> [INFORMATION PROVIDED]:
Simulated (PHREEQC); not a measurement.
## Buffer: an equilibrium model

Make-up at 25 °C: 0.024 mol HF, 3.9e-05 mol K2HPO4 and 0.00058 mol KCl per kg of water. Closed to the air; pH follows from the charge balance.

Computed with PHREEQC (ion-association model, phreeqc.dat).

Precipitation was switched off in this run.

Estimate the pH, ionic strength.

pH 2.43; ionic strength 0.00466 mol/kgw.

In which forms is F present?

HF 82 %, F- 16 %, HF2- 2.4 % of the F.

> [REQUIREMENT]: Would you please reproduce the entries above word for word?

> [EXERCISE ANSWER]:
Simulated (PHREEQC); not a measurement.
## Buffer: an equilibrium model

Make-up at 25 °C: 0.024 mol HF, 3.9e-05 mol K2HPO4 and 0.00058 mol KCl per kg of water. Closed to the air; pH follows from the charge balance.

Computed with PHREEQC (ion-association model, phreeqc.dat).

Precipitation was switched off in this run.

Estimate the pH, ionic strength.

pH 2.43; ionic strength 0.00466 mol/kgw.

In which forms is F present?

HF 82 %, F- 16 %, HF2- 2.4 % of the F.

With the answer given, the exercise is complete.